▶ [TASK ITEM]:
Output the records that follow, keeping every line exactly as it is.

▶ [DATA SHOWN]:
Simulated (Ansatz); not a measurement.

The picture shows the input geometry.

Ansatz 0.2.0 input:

▶ [RESULT]:
Simulated (Ansatz); not a measurement.

The picture shows the input geometry.

Ansatz 0.2.0 input:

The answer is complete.